Restate the opening lines of the material below word for word, stopping after the line that contains "width 0.1 eV".

+++ Entries supplied +++
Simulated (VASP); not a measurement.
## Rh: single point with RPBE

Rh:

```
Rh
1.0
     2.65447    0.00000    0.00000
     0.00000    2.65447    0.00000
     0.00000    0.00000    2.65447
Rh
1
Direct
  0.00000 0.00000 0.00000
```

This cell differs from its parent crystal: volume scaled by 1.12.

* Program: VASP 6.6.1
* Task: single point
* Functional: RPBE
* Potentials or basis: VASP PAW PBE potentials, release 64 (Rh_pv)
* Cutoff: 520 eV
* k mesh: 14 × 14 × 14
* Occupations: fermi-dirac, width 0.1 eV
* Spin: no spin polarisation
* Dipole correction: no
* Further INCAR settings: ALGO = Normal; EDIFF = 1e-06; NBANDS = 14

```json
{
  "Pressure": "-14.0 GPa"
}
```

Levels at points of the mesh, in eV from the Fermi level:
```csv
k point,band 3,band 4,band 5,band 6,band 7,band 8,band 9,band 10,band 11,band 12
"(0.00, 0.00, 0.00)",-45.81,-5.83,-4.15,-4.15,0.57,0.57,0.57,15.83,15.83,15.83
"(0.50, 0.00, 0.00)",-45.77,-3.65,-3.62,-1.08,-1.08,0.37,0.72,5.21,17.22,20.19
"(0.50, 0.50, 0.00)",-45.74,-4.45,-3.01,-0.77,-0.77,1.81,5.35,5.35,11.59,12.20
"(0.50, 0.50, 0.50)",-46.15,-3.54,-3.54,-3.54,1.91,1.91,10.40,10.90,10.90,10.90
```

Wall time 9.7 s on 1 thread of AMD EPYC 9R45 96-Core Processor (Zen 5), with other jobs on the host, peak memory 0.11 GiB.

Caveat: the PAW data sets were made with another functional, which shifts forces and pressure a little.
+++

■ Response area ■
Simulated (VASP); not a measurement.
## Rh: single point with RPBE

Rh:

```
Rh
1.0
     2.65447    0.00000    0.00000
     0.00000    2.65447    0.00000
     0.00000    0.00000    2.65447
Rh
1
Direct
  0.00000 0.00000 0.00000
```

This cell differs from its parent crystal: volume scaled by 1.12.

* Program: VASP 6.6.1
* Task: single point
* Functional: RPBE
* Potentials or basis: VASP PAW PBE potentials, release 64 (Rh_pv)
* Cutoff: 520 eV
* k mesh: 14 × 14 × 14
* Occupations: fermi-dirac, width 0.1 eV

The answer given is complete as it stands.